_Source information_
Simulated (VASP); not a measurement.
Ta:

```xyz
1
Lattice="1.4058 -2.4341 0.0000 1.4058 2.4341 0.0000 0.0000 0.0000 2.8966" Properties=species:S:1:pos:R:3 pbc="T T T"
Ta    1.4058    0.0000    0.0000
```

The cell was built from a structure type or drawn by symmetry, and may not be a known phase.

_Work instruction_
All of the material, restated exactly, is the expected result.

_Task answer_
Simulated (VASP); not a measurement.
Ta:

```xyz
1
Lattice="1.4058 -2.4341 0.0000 1.4058 2.4341 0.0000 0.0000 0.0000 2.8966" Properties=species:S:1:pos:R:3 pbc="T T T"
Ta    1.4058    0.0000    0.0000
```

The cell was built from a structure type or drawn by symmetry, and may not be a known phase.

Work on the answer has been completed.